▸ SOURCE DATA:
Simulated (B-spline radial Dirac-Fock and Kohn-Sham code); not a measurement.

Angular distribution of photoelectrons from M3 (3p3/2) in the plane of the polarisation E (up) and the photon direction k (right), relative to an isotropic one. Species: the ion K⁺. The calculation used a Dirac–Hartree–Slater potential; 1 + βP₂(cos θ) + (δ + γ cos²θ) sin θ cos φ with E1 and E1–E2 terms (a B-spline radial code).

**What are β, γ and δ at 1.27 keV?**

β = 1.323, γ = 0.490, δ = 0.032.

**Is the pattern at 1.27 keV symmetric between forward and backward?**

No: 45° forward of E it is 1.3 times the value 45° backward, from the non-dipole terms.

▸ ASSIGNMENT: Up to and including the line with "forward and backward?**", restate the records above word for word from the very first line.

▸ TASK OUTPUT:
Simulated (B-spline radial Dirac-Fock and Kohn-Sham code); not a measurement.

Angular distribution of photoelectrons from M3 (3p3/2) in the plane of the polarisation E (up) and the photon direction k (right), relative to an isotropic one. Species: the ion K⁺. The calculation used a Dirac–Hartree–Slater potential; 1 + βP₂(cos θ) + (δ + γ cos²θ) sin θ cos φ with E1 and E1–E2 terms (a B-spline radial code).

**What are β, γ and δ at 1.27 keV?**

β = 1.323, γ = 0.490, δ = 0.032.

**Is the pattern at 1.27 keV symmetric between forward and backward?**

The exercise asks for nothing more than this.